§ TASK ITEM
Would it be possible to reproduce every entry exactly, please?

§ EXTRACTED DATA
★ ★ ★ ★ ★
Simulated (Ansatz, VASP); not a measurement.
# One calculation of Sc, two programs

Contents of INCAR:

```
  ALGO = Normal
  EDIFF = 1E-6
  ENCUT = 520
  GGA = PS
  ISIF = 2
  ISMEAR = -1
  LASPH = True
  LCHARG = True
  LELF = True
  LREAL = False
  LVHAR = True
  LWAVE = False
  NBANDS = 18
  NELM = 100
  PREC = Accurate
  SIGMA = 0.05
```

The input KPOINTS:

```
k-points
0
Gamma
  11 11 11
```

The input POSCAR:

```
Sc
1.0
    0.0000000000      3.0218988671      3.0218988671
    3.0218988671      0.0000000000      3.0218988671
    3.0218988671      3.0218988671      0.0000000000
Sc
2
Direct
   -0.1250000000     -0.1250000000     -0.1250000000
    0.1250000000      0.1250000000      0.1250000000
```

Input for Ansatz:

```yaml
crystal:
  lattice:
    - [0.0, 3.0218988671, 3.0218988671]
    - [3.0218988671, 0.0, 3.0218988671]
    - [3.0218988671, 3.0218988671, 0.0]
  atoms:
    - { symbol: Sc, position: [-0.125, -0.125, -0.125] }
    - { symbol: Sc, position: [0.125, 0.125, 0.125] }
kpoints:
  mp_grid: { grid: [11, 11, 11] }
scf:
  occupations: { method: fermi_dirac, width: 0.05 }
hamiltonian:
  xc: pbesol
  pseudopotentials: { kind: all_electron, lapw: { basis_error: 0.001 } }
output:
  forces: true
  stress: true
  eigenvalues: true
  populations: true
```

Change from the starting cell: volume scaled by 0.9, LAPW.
★ ★ ★ ★ ★

§ TASK RESULT
Simulated (Ansatz, VASP); not a measurement.
# One calculation of Sc, two programs

Contents of INCAR:

```
  ALGO = Normal
  EDIFF = 1E-6
  ENCUT = 520
  GGA = PS
  ISIF = 2
  ISMEAR = -1
  LASPH = True
  LCHARG = True
  LELF = True
  LREAL = False
  LVHAR = True
  LWAVE = False
  NBANDS = 18
  NELM = 100
  PREC = Accurate
  SIGMA = 0.05
```

The input KPOINTS:

```
k-points
0
Gamma
  11 11 11
```

The input POSCAR:

```
Sc
1.0
    0.0000000000      3.0218988671      3.0218988671
    3.0218988671      0.0000000000      3.0218988671
    3.0218988671      3.0218988671      0.0000000000
Sc
2
Direct
   -0.1250000000     -0.1250000000     -0.1250000000
    0.1250000000      0.1250000000      0.1250000000
```

Input for Ansatz:

```yaml
crystal:
  lattice:
    - [0.0, 3.0218988671, 3.0218988671]
    - [3.0218988671, 0.0, 3.0218988671]
    - [3.0218988671, 3.0218988671, 0.0]
  atoms:
    - { symbol: Sc, position: [-0.125, -0.125, -0.125] }
    - { symbol: Sc, position: [0.125, 0.125, 0.125] }
kpoints:
  mp_grid: { grid: [11, 11, 11] }
scf:
  occupations: { method: fermi_dirac, width: 0.05 }
hamiltonian:
  xc: pbesol
  pseudopotentials: { kind: all_electron, lapw: { basis_error: 0.001 } }
output:
  forces: true
  stress: true
  eigenvalues: true
  populations: true
```

Change from the starting cell: volume scaled by 0.9, LAPW.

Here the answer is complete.